In the entries below, find the line with "0.57 | 1.26 |" and print exactly every line from there up to and including the line with "### 2 The generation run", with no other lines.

┌────────

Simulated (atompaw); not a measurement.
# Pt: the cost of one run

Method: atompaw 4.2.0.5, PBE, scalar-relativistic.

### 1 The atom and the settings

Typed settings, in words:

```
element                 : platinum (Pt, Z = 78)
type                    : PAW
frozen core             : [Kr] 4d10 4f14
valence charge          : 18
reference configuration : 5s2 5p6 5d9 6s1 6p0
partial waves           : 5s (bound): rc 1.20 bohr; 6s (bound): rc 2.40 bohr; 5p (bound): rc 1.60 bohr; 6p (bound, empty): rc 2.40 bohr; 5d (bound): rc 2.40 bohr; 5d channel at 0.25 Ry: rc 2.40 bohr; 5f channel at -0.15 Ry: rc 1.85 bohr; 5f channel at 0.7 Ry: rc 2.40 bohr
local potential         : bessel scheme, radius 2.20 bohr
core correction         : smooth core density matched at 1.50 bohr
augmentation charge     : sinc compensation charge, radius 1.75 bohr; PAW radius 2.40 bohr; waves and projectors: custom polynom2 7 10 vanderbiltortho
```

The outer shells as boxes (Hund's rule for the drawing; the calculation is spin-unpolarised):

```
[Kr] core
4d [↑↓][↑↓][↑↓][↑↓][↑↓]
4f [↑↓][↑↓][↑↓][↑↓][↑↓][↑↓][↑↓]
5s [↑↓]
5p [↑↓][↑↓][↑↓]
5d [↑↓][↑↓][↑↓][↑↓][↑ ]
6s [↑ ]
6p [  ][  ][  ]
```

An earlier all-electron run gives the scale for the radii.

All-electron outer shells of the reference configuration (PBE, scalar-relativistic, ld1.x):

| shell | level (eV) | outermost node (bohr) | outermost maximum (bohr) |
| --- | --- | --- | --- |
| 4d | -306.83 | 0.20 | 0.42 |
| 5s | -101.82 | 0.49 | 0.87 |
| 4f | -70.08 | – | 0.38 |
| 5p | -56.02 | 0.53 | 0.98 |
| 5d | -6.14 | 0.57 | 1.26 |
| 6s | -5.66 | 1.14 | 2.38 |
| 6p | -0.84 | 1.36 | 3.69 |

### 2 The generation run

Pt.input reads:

└────────

__WRITTEN ANSWER__.
| 5d | -6.14 | 0.57 | 1.26 |
| 6s | -5.66 | 1.14 | 2.38 |
| 6p | -0.84 | 1.36 | 3.69 |

### 2 The generation run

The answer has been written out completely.